#### EXTRACTED RECORDS
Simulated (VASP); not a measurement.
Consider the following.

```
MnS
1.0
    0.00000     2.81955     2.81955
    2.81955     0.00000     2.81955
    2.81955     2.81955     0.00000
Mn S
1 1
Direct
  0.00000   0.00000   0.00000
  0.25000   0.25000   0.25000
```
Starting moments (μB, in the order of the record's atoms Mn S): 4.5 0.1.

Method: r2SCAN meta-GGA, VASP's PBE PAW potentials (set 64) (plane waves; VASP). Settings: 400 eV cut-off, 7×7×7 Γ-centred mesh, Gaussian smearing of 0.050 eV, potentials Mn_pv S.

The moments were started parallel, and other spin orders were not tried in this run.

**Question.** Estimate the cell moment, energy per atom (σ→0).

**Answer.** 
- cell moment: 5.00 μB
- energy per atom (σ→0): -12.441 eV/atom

#### REQUIREMENT
Repeat the material, keeping every word exactly as it is.

#### TASK RESPONSE
Simulated (VASP); not a measurement.
Consider the following.

```
MnS
1.0
    0.00000     2.81955     2.81955
    2.81955     0.00000     2.81955
    2.81955     2.81955     0.00000
Mn S
1 1
Direct
  0.00000   0.00000   0.00000
  0.25000   0.25000   0.25000
```
Starting moments (μB, in the order of the record's atoms Mn S): 4.5 0.1.

Method: r2SCAN meta-GGA, VASP's PBE PAW potentials (set 64) (plane waves; VASP). Settings: 400 eV cut-off, 7×7×7 Γ-centred mesh, Gaussian smearing of 0.050 eV, potentials Mn_pv S.

The moments were started parallel, and other spin orders were not tried in this run.

**Question.** Estimate the cell moment, energy per atom (σ→0).

**Answer.** 
- cell moment: 5.00 μB
- energy per atom (σ→0): -12.441 eV/atom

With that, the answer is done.